» Data to examine:
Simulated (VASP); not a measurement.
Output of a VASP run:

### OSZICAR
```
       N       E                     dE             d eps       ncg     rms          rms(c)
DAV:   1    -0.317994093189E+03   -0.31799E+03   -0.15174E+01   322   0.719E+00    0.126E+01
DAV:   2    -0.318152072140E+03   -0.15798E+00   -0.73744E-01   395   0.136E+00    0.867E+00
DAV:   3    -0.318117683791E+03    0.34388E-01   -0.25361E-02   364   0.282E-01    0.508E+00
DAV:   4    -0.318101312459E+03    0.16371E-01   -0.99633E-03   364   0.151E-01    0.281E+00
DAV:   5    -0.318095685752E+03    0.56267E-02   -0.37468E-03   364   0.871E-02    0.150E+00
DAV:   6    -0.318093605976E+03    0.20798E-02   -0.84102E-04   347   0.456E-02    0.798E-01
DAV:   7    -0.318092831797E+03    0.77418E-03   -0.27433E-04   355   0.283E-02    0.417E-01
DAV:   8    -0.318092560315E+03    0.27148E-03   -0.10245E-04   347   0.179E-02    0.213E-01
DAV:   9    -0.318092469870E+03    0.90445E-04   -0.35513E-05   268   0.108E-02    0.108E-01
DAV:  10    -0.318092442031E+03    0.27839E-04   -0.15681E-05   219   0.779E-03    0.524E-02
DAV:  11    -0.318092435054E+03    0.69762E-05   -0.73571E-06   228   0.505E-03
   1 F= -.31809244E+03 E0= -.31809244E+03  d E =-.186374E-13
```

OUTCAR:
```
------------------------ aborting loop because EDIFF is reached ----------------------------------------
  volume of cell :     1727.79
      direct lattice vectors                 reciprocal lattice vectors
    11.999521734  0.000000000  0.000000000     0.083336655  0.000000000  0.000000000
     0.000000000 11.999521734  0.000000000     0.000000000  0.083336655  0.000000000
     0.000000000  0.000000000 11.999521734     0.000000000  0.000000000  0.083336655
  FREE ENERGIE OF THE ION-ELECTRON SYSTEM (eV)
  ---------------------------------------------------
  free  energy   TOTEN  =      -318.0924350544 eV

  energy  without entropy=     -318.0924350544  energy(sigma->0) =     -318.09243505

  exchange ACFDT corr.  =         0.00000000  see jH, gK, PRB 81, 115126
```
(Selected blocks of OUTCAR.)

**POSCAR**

» Work order: Output the lines of the records above exactly as they appear, from the line containing "### OSZICAR" through the line containing "(Selected blocks of OUTCAR.)".

» Response:
### OSZICAR
```
       N       E                     dE             d eps       ncg     rms          rms(c)
DAV:   1    -0.317994093189E+03   -0.31799E+03   -0.15174E+01   322   0.719E+00    0.126E+01
DAV:   2    -0.318152072140E+03   -0.15798E+00   -0.73744E-01   395   0.136E+00    0.867E+00
DAV:   3    -0.318117683791E+03    0.34388E-01   -0.25361E-02   364   0.282E-01    0.508E+00
DAV:   4    -0.318101312459E+03    0.16371E-01   -0.99633E-03   364   0.151E-01    0.281E+00
DAV:   5    -0.318095685752E+03    0.56267E-02   -0.37468E-03   364   0.871E-02    0.150E+00
DAV:   6    -0.318093605976E+03    0.20798E-02   -0.84102E-04   347   0.456E-02    0.798E-01
DAV:   7    -0.318092831797E+03    0.77418E-03   -0.27433E-04   355   0.283E-02    0.417E-01
DAV:   8    -0.318092560315E+03    0.27148E-03   -0.10245E-04   347   0.179E-02    0.213E-01
DAV:   9    -0.318092469870E+03    0.90445E-04   -0.35513E-05   268   0.108E-02    0.108E-01
DAV:  10    -0.318092442031E+03    0.27839E-04   -0.15681E-05   219   0.779E-03    0.524E-02
DAV:  11    -0.318092435054E+03    0.69762E-05   -0.73571E-06   228   0.505E-03
   1 F= -.31809244E+03 E0= -.31809244E+03  d E =-.186374E-13
```

OUTCAR:
```
------------------------ aborting loop because EDIFF is reached ----------------------------------------
  volume of cell :     1727.79
      direct lattice vectors                 reciprocal lattice vectors
    11.999521734  0.000000000  0.000000000     0.083336655  0.000000000  0.000000000
     0.000000000 11.999521734  0.000000000     0.000000000  0.083336655  0.000000000
     0.000000000  0.000000000 11.999521734     0.000000000  0.000000000  0.083336655
  FREE ENERGIE OF THE ION-ELECTRON SYSTEM (eV)
  ---------------------------------------------------
  free  energy   TOTEN  =      -318.0924350544 eV

  energy  without entropy=     -318.0924350544  energy(sigma->0) =     -318.09243505

  exchange ACFDT corr.  =         0.00000000  see jH, gK, PRB 81, 115126
```
(Selected blocks of OUTCAR.)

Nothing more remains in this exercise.